**Records supplied**:
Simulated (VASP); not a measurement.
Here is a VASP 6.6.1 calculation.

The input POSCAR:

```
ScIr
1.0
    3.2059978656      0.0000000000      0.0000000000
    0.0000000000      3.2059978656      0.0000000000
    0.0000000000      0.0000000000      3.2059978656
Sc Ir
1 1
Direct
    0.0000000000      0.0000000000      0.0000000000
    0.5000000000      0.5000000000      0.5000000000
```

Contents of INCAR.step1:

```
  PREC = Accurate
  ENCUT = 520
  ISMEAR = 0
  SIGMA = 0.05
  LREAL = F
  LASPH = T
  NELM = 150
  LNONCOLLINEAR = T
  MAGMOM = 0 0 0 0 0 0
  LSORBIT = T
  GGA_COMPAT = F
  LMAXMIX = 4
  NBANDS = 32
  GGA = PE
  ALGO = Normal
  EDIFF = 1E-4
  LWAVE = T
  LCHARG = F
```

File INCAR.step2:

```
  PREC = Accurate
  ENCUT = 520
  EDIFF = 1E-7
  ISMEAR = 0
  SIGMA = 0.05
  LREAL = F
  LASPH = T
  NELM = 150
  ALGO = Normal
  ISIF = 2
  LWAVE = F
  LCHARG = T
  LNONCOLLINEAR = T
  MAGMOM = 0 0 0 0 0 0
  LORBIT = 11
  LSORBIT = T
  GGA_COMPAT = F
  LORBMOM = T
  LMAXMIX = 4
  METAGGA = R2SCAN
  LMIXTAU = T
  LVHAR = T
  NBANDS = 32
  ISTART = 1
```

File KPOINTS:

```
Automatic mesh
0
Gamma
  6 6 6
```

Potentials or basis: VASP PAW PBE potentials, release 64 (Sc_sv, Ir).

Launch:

**Work task**: Restate each entry word for word.

**Task answer**:
Simulated (VASP); not a measurement.
Here is a VASP 6.6.1 calculation.

The input POSCAR:

```
ScIr
1.0
    3.2059978656      0.0000000000      0.0000000000
    0.0000000000      3.2059978656      0.0000000000
    0.0000000000      0.0000000000      3.2059978656
Sc Ir
1 1
Direct
    0.0000000000      0.0000000000      0.0000000000
    0.5000000000      0.5000000000      0.5000000000
```

Contents of INCAR.step1:

```
  PREC = Accurate
  ENCUT = 520
  ISMEAR = 0
  SIGMA = 0.05
  LREAL = F
  LASPH = T
  NELM = 150
  LNONCOLLINEAR = T
  MAGMOM = 0 0 0 0 0 0
  LSORBIT = T
  GGA_COMPAT = F
  LMAXMIX = 4
  NBANDS = 32
  GGA = PE
  ALGO = Normal
  EDIFF = 1E-4
  LWAVE = T
  LCHARG = F
```

File INCAR.step2:

```
  PREC = Accurate
  ENCUT = 520
  EDIFF = 1E-7
  ISMEAR = 0
  SIGMA = 0.05
  LREAL = F
  LASPH = T
  NELM = 150
  ALGO = Normal
  ISIF = 2
  LWAVE = F
  LCHARG = T
  LNONCOLLINEAR = T
  MAGMOM = 0 0 0 0 0 0
  LORBIT = 11
  LSORBIT = T
  GGA_COMPAT = F
  LORBMOM = T
  LMAXMIX = 4
  METAGGA = R2SCAN
  LMIXTAU = T
  LVHAR = T
  NBANDS = 32
  ISTART = 1
```

File KPOINTS:

```
Automatic mesh
0
Gamma
  6 6 6
```

Potentials or basis: VASP PAW PBE potentials, release 64 (Sc_sv, Ir).

Launch:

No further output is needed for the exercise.